EXERCISE DATA>
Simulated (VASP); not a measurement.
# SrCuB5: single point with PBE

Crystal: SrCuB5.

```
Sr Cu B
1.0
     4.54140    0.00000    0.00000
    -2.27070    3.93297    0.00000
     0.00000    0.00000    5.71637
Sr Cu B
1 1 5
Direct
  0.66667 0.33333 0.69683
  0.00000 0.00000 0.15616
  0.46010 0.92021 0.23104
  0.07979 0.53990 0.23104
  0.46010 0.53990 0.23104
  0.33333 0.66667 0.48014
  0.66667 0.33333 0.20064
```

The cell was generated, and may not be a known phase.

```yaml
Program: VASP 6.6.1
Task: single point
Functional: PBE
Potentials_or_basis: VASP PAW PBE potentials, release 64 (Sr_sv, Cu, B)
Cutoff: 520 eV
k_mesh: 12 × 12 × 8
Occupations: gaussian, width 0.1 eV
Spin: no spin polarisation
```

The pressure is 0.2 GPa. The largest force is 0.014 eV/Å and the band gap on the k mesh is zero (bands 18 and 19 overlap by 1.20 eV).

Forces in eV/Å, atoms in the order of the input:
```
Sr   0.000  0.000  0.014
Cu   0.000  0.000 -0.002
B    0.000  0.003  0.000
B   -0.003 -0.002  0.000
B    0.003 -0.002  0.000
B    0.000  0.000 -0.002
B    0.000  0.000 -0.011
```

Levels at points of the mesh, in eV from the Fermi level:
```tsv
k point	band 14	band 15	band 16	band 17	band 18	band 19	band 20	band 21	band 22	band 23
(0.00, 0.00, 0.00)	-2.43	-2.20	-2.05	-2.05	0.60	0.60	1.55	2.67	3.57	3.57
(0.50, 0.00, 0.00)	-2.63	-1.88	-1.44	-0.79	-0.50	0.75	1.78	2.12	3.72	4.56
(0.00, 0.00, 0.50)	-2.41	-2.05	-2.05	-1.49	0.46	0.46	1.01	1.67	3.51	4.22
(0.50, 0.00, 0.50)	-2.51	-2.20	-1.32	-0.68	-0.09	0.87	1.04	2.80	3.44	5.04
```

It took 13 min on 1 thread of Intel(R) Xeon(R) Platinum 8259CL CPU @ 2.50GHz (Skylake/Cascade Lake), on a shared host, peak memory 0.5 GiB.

BRIEF> Return only the lines above that run from the opening line through the line containing "The pressure is", exactly as written.

ANSWER BOX>
Simulated (VASP); not a measurement.
# SrCuB5: single point with PBE

Crystal: SrCuB5.

```
Sr Cu B
1.0
     4.54140    0.00000    0.00000
    -2.27070    3.93297    0.00000
     0.00000    0.00000    5.71637
Sr Cu B
1 1 5
Direct
  0.66667 0.33333 0.69683
  0.00000 0.00000 0.15616
  0.46010 0.92021 0.23104
  0.07979 0.53990 0.23104
  0.46010 0.53990 0.23104
  0.33333 0.66667 0.48014
  0.66667 0.33333 0.20064
```

The cell was generated, and may not be a known phase.

```yaml
Program: VASP 6.6.1
Task: single point
Functional: PBE
Potentials_or_basis: VASP PAW PBE potentials, release 64 (Sr_sv, Cu, B)
Cutoff: 520 eV
k_mesh: 12 × 12 × 8
Occupations: gaussian, width 0.1 eV
Spin: no spin polarisation
```

The pressure is 0.2 GPa. The largest force is 0.014 eV/Å and the band gap on the k mesh is zero (bands 18 and 19 overlap by 1.20 eV).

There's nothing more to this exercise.